Entries supplied Block Start
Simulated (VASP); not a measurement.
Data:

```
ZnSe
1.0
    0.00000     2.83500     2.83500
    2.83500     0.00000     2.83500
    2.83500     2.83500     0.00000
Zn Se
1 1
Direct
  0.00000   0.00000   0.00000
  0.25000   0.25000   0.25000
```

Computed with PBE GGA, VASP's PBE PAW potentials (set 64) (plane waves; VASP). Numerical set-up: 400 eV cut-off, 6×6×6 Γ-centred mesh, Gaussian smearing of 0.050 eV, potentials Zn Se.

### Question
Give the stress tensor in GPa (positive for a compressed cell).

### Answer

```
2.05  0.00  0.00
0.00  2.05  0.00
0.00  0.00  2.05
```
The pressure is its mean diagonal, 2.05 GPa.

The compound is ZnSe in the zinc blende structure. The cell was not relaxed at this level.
Entries supplied Block End

■ **Work item**
Once you reach the line with "### Question" in the data above, copy it and every line after it exactly, up to and including the line with "The pressure is its mean diagonal, 2.05 GPa.".

■ **Answer area**
### Question
Give the stress tensor in GPa (positive for a compressed cell).

### Answer

```
2.05  0.00  0.00
0.00  2.05  0.00
0.00  0.00  2.05
```
The pressure is its mean diagonal, 2.05 GPa.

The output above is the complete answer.